▶ Work request: For the listing below, return the line containing "The calculation used", the line containing "did it gain?", and all lines in between, exactly as written and nothing else.

━━━━━━

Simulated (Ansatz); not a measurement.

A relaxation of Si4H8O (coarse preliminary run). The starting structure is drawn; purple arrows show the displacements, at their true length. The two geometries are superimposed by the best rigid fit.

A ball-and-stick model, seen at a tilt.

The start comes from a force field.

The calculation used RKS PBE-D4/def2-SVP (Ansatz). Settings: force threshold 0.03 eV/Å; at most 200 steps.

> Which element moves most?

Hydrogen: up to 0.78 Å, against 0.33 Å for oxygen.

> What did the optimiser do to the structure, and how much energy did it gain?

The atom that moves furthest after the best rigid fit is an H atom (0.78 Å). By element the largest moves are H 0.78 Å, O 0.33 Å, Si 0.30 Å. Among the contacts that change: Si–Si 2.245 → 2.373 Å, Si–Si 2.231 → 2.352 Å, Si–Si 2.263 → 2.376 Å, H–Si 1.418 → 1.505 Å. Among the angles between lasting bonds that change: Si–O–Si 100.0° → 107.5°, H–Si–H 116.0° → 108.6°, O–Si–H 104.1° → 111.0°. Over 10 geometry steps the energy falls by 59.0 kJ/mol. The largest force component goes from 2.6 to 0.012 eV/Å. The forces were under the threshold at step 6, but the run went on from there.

━━━━━━

▶ Written response:
The calculation used RKS PBE-D4/def2-SVP (Ansatz). Settings: force threshold 0.03 eV/Å; at most 200 steps.

> Which element moves most?

Hydrogen: up to 0.78 Å, against 0.33 Å for oxygen.

> What did the optimiser do to the structure, and how much energy did it gain?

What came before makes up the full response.